» Brief:
Would you please retype, exactly, the lines of the listing below between the line with "The runs use" and the line with "## The system", inclusive?

» Extracted material:
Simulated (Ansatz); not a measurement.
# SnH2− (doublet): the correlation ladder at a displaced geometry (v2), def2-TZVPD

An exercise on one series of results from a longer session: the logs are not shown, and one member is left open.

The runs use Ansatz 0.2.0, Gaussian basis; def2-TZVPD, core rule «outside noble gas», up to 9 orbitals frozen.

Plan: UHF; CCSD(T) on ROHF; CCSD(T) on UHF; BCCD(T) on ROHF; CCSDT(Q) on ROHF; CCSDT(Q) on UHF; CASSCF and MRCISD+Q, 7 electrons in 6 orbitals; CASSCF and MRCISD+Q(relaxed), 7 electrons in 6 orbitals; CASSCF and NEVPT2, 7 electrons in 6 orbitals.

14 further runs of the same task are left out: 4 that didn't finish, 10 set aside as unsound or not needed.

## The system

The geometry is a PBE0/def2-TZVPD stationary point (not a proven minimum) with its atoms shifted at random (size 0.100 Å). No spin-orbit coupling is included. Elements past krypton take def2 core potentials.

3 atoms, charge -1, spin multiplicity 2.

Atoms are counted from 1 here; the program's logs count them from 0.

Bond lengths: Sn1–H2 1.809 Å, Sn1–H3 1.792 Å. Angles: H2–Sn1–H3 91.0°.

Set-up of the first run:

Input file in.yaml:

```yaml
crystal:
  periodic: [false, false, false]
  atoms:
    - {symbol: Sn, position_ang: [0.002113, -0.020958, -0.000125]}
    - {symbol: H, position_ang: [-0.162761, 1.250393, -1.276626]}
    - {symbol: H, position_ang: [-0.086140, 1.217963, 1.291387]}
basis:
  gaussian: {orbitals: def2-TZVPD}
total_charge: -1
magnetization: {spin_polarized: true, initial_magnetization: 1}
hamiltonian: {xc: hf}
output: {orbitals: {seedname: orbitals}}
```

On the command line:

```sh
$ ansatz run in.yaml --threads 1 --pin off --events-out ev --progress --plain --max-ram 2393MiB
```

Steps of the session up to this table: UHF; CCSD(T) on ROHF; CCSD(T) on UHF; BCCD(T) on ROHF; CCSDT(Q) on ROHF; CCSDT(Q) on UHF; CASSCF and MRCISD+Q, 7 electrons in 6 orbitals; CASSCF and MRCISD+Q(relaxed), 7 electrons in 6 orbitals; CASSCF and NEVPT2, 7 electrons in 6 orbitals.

» Answer section:
The runs use Ansatz 0.2.0, Gaussian basis; def2-TZVPD, core rule «outside noble gas», up to 9 orbitals frozen.

Plan: UHF; CCSD(T) on ROHF; CCSD(T) on UHF; BCCD(T) on ROHF; CCSDT(Q) on ROHF; CCSDT(Q) on UHF; CASSCF and MRCISD+Q, 7 electrons in 6 orbitals; CASSCF and MRCISD+Q(relaxed), 7 electrons in 6 orbitals; CASSCF and NEVPT2, 7 electrons in 6 orbitals.

14 further runs of the same task are left out: 4 that didn't finish, 10 set aside as unsound or not needed.

## The system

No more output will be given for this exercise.